Task item
Go through the records below and write each one out again unchanged.

*** Opening Source material ***

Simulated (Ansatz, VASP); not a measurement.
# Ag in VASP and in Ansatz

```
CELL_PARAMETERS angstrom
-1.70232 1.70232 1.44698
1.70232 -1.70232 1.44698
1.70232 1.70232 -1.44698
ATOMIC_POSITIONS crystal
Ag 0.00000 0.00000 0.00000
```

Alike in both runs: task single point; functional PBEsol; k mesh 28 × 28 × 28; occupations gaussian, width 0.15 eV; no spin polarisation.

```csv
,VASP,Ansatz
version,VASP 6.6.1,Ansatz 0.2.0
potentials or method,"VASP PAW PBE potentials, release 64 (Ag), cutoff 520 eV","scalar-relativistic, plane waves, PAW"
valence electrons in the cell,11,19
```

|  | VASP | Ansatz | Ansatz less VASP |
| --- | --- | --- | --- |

*** Closing Source material ***

Worked solution
Simulated (Ansatz, VASP); not a measurement.
# Ag in VASP and in Ansatz

```
CELL_PARAMETERS angstrom
-1.70232 1.70232 1.44698
1.70232 -1.70232 1.44698
1.70232 1.70232 -1.44698
ATOMIC_POSITIONS crystal
Ag 0.00000 0.00000 0.00000
```

Alike in both runs: task single point; functional PBEsol; k mesh 28 × 28 × 28; occupations gaussian, width 0.15 eV; no spin polarisation.

```csv
,VASP,Ansatz
version,VASP 6.6.1,Ansatz 0.2.0
potentials or method,"VASP PAW PBE potentials, release 64 (Ag), cutoff 520 eV","scalar-relativistic, plane waves, PAW"
valence electrons in the cell,11,19
```

|  | VASP | Ansatz | Ansatz less VASP |
| --- | --- | --- | --- |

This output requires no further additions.